• Assigned task: From the data below, return the exact lines starting at the line containing "Computed with Ansatz, DFT" and ending at the line containing "Q: Order these", both included, and nothing else.

● ● ● ● ●

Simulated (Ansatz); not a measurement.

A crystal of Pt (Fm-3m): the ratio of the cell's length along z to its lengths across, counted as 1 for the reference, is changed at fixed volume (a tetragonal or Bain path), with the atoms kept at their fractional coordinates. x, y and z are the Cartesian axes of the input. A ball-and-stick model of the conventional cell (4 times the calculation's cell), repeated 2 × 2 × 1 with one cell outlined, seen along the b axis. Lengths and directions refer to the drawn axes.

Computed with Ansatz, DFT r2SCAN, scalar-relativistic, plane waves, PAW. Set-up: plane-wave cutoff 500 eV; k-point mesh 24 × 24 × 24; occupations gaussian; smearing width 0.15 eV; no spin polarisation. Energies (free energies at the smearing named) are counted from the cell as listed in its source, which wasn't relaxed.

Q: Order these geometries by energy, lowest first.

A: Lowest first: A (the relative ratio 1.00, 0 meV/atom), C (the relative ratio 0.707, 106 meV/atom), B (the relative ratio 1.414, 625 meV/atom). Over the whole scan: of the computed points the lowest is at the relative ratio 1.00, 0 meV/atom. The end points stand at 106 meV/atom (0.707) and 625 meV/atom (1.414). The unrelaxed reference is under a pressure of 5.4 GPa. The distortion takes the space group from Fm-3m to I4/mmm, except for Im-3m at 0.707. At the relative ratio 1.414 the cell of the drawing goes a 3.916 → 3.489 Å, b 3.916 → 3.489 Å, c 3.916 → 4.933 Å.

● ● ● ● ●

• Task response:
Computed with Ansatz, DFT r2SCAN, scalar-relativistic, plane waves, PAW. Set-up: plane-wave cutoff 500 eV; k-point mesh 24 × 24 × 24; occupations gaussian; smearing width 0.15 eV; no spin polarisation. Energies (free energies at the smearing named) are counted from the cell as listed in its source, which wasn't relaxed.

Q: Order these geometries by energy, lowest first.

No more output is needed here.